**Information:**
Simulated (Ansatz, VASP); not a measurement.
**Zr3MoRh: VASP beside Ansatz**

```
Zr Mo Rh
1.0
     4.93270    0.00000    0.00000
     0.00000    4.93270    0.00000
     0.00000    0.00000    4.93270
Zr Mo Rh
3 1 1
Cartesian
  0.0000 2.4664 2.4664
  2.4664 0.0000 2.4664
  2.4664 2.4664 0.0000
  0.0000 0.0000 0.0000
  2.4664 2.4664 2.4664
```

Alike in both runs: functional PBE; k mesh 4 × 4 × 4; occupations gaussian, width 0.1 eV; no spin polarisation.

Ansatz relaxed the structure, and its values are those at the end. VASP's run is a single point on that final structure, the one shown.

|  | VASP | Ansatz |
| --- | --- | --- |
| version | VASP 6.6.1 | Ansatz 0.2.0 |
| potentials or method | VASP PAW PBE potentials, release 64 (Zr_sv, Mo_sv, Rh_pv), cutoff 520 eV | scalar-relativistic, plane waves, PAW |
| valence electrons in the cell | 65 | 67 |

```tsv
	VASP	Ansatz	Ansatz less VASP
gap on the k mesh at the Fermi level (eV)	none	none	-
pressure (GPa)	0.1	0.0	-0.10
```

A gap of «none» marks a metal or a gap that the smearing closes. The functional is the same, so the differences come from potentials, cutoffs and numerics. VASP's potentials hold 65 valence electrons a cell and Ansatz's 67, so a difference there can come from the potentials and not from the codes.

**Assigned task:** Everything from the line with "Alike in both" through the line with "waves, PAW |" in the listing above must be retyped exactly, with nothing added.

**Task response:**
Alike in both runs: functional PBE; k mesh 4 × 4 × 4; occupations gaussian, width 0.1 eV; no spin polarisation.

Ansatz relaxed the structure, and its values are those at the end. VASP's run is a single point on that final structure, the one shown.

|  | VASP | Ansatz |
| --- | --- | --- |
| version | VASP 6.6.1 | Ansatz 0.2.0 |
| potentials or method | VASP PAW PBE potentials, release 64 (Zr_sv, Mo_sv, Rh_pv), cutoff 520 eV | scalar-relativistic, plane waves, PAW |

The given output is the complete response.